Work instruction → Retype the whole listing that follows so that it matches the original exactly.

● ● ● ● ● ● ●

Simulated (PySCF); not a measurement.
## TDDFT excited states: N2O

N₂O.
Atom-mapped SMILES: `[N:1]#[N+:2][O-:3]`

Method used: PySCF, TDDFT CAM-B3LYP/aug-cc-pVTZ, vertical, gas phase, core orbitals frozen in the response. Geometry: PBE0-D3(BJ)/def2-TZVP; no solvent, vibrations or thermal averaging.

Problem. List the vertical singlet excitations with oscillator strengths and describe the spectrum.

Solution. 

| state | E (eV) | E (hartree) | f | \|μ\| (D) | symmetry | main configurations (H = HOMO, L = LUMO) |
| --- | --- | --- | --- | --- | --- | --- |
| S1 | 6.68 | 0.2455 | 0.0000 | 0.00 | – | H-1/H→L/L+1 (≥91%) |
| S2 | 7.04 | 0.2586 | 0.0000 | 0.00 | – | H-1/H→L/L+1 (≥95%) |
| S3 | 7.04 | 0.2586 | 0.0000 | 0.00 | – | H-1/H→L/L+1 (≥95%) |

● ● ● ● ● ● ●

Answer box →
Simulated (PySCF); not a measurement.
## TDDFT excited states: N2O

N₂O.
Atom-mapped SMILES: `[N:1]#[N+:2][O-:3]`

Method used: PySCF, TDDFT CAM-B3LYP/aug-cc-pVTZ, vertical, gas phase, core orbitals frozen in the response. Geometry: PBE0-D3(BJ)/def2-TZVP; no solvent, vibrations or thermal averaging.

Problem. List the vertical singlet excitations with oscillator strengths and describe the spectrum.

Solution. 

| state | E (eV) | E (hartree) | f | \|μ\| (D) | symmetry | main configurations (H = HOMO, L = LUMO) |
| --- | --- | --- | --- | --- | --- | --- |
| S1 | 6.68 | 0.2455 | 0.0000 | 0.00 | – | H-1/H→L/L+1 (≥91%) |
| S2 | 7.04 | 0.2586 | 0.0000 | 0.00 | – | H-1/H→L/L+1 (≥95%) |
| S3 | 7.04 | 0.2586 | 0.0000 | 0.00 | – | H-1/H→L/L+1 (≥95%) |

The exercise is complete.